**WORK ORDER:** Could you output every record below exactly as it appears?

**DATASET ENTRIES:**
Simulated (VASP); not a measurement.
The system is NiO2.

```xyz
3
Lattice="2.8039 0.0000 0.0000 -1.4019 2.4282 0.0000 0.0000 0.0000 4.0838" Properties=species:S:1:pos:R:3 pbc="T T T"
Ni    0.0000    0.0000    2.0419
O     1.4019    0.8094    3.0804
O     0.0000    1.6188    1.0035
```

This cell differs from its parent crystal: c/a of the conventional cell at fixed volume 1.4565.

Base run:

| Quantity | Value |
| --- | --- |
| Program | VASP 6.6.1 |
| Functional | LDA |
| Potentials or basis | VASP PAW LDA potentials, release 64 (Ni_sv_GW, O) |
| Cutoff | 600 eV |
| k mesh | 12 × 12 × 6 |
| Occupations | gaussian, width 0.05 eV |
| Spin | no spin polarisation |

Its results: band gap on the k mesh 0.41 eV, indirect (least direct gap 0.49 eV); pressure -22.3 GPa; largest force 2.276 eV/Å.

**EXERCISE OUTPUT:**
Simulated (VASP); not a measurement.
The system is NiO2.

```xyz
3
Lattice="2.8039 0.0000 0.0000 -1.4019 2.4282 0.0000 0.0000 0.0000 4.0838" Properties=species:S:1:pos:R:3 pbc="T T T"
Ni    0.0000    0.0000    2.0419
O     1.4019    0.8094    3.0804
O     0.0000    1.6188    1.0035
```

This cell differs from its parent crystal: c/a of the conventional cell at fixed volume 1.4565.

Base run:

| Quantity | Value |
| --- | --- |
| Program | VASP 6.6.1 |
| Functional | LDA |
| Potentials or basis | VASP PAW LDA potentials, release 64 (Ni_sv_GW, O) |
| Cutoff | 600 eV |
| k mesh | 12 × 12 × 6 |
| Occupations | gaussian, width 0.05 eV |
| Spin | no spin polarisation |

Its results: band gap on the k mesh 0.41 eV, indirect (least direct gap 0.49 eV); pressure -22.3 GPa; largest force 2.276 eV/Å.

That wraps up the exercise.